> **Supplied information**
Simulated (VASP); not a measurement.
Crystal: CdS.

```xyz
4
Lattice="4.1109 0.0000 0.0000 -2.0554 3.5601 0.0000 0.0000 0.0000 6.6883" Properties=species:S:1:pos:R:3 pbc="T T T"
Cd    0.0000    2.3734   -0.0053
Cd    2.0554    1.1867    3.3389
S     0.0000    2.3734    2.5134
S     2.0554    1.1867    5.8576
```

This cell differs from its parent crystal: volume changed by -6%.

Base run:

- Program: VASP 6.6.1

> **Brief**
Output every record above a second time, exactly.

> **Exercise response**
Simulated (VASP); not a measurement.
Crystal: CdS.

```xyz
4
Lattice="4.1109 0.0000 0.0000 -2.0554 3.5601 0.0000 0.0000 0.0000 6.6883" Properties=species:S:1:pos:R:3 pbc="T T T"
Cd    0.0000    2.3734   -0.0053
Cd    2.0554    1.1867    3.3389
S     0.0000    2.3734    2.5134
S     2.0554    1.1867    5.8576
```

This cell differs from its parent crystal: volume changed by -6%.

Base run:

- Program: VASP 6.6.1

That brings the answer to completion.